## WORK REQUEST
Beginning with the first line, copy out each line of the material until the line containing "These files were" has been copied as well.

## DATA LISTING
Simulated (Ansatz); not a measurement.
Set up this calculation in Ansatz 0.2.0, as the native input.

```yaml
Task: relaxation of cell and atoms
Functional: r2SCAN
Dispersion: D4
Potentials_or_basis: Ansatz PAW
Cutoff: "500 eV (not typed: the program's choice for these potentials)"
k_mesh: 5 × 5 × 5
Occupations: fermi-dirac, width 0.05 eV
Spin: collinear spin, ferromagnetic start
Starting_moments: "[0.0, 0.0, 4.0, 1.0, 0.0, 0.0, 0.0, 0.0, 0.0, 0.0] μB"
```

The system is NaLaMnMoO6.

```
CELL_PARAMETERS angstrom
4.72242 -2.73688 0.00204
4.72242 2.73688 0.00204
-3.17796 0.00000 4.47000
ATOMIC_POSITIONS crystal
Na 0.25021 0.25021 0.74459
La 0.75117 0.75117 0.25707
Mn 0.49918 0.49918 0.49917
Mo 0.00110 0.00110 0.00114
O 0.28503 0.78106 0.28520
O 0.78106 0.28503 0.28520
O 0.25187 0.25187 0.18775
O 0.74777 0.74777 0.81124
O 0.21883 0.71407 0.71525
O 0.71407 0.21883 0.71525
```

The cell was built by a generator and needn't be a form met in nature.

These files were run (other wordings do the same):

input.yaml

## EXERCISE OUTPUT
Simulated (Ansatz); not a measurement.
Set up this calculation in Ansatz 0.2.0, as the native input.

```yaml
Task: relaxation of cell and atoms
Functional: r2SCAN
Dispersion: D4
Potentials_or_basis: Ansatz PAW
Cutoff: "500 eV (not typed: the program's choice for these potentials)"
k_mesh: 5 × 5 × 5
Occupations: fermi-dirac, width 0.05 eV
Spin: collinear spin, ferromagnetic start
Starting_moments: "[0.0, 0.0, 4.0, 1.0, 0.0, 0.0, 0.0, 0.0, 0.0, 0.0] μB"
```

The system is NaLaMnMoO6.

```
CELL_PARAMETERS angstrom
4.72242 -2.73688 0.00204
4.72242 2.73688 0.00204
-3.17796 0.00000 4.47000
ATOMIC_POSITIONS crystal
Na 0.25021 0.25021 0.74459
La 0.75117 0.75117 0.25707
Mn 0.49918 0.49918 0.49917
Mo 0.00110 0.00110 0.00114
O 0.28503 0.78106 0.28520
O 0.78106 0.28503 0.28520
O 0.25187 0.25187 0.18775
O 0.74777 0.74777 0.81124
O 0.21883 0.71407 0.71525
O 0.71407 0.21883 0.71525
```

The cell was built by a generator and needn't be a form met in nature.

These files were run (other wordings do the same):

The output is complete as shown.